(Dataset entries Opens)

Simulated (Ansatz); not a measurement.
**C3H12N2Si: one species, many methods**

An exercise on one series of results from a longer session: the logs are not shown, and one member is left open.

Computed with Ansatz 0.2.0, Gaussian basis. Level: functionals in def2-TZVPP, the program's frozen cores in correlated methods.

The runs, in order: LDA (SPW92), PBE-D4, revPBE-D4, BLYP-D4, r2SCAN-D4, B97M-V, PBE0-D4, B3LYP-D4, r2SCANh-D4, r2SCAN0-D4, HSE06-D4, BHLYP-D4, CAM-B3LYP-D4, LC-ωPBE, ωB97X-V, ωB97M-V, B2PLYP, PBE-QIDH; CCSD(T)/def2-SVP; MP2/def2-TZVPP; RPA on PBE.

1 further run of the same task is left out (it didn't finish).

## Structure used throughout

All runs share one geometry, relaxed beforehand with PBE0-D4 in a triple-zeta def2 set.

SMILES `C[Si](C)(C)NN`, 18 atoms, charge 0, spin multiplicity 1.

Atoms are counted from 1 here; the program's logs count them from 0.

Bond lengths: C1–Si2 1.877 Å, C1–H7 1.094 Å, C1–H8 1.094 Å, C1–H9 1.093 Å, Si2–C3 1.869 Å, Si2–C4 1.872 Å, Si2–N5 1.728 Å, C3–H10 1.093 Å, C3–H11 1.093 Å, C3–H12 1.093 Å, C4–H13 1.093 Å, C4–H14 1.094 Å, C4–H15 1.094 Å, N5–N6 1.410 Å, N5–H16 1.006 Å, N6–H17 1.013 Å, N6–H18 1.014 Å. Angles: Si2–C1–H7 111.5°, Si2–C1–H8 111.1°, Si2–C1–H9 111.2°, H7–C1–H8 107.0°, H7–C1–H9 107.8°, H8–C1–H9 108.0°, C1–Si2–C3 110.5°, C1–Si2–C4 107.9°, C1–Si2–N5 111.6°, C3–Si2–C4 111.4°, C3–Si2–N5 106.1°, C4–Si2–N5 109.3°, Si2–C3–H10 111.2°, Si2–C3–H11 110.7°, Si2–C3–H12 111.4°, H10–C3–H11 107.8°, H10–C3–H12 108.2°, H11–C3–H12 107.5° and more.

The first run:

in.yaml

(Dataset entries Closes)

● Task item:
Taking the entries above, write out exactly each line from the one holding "species, many methods**" to the one holding "Computed with Ansatz", both included, and stop there.

● Task answer:
**C3H12N2Si: one species, many methods**

An exercise on one series of results from a longer session: the logs are not shown, and one member is left open.

Computed with Ansatz 0.2.0, Gaussian basis. Level: functionals in def2-TZVPP, the program's frozen cores in correlated methods.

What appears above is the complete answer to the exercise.